Provided material -
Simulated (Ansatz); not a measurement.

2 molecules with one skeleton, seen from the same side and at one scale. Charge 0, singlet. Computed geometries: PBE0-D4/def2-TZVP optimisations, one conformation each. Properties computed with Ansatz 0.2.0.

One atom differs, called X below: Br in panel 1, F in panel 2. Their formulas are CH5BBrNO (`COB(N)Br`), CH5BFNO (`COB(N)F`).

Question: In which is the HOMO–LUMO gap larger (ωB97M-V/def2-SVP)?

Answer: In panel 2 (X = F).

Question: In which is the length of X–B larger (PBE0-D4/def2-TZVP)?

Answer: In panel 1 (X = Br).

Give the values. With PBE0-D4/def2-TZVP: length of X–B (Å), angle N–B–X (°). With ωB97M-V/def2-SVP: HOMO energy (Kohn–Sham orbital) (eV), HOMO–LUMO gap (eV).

Exercise - The entries above are to be transcribed in full and without error.

Exercise answer -
Simulated (Ansatz); not a measurement.

2 molecules with one skeleton, seen from the same side and at one scale. Charge 0, singlet. Computed geometries: PBE0-D4/def2-TZVP optimisations, one conformation each. Properties computed with Ansatz 0.2.0.

One atom differs, called X below: Br in panel 1, F in panel 2. Their formulas are CH5BBrNO (`COB(N)Br`), CH5BFNO (`COB(N)F`).

Question: In which is the HOMO–LUMO gap larger (ωB97M-V/def2-SVP)?

Answer: In panel 2 (X = F).

Question: In which is the length of X–B larger (PBE0-D4/def2-TZVP)?

Answer: In panel 1 (X = Br).

Give the values. With PBE0-D4/def2-TZVP: length of X–B (Å), angle N–B–X (°). With ωB97M-V/def2-SVP: HOMO energy (Kohn–Sham orbital) (eV), HOMO–LUMO gap (eV).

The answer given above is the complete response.